**Work task:** Copy out the material in full. Leave every line as it is.

**Dataset extract:**
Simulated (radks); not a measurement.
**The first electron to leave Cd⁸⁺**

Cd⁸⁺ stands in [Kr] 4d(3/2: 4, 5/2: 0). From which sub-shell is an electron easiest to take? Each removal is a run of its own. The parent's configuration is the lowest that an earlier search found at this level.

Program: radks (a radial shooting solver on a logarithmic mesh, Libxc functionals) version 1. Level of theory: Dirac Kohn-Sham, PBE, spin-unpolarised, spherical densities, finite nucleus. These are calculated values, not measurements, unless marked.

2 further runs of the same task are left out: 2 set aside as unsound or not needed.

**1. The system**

**Written solution:**
Simulated (radks); not a measurement.
**The first electron to leave Cd⁸⁺**

Cd⁸⁺ stands in [Kr] 4d(3/2: 4, 5/2: 0). From which sub-shell is an electron easiest to take? Each removal is a run of its own. The parent's configuration is the lowest that an earlier search found at this level.

Program: radks (a radial shooting solver on a logarithmic mesh, Libxc functionals) version 1. Level of theory: Dirac Kohn-Sham, PBE, spin-unpolarised, spherical densities, finite nucleus. These are calculated values, not measurements, unless marked.

2 further runs of the same task are left out: 2 set aside as unsound or not needed.

**1. The system**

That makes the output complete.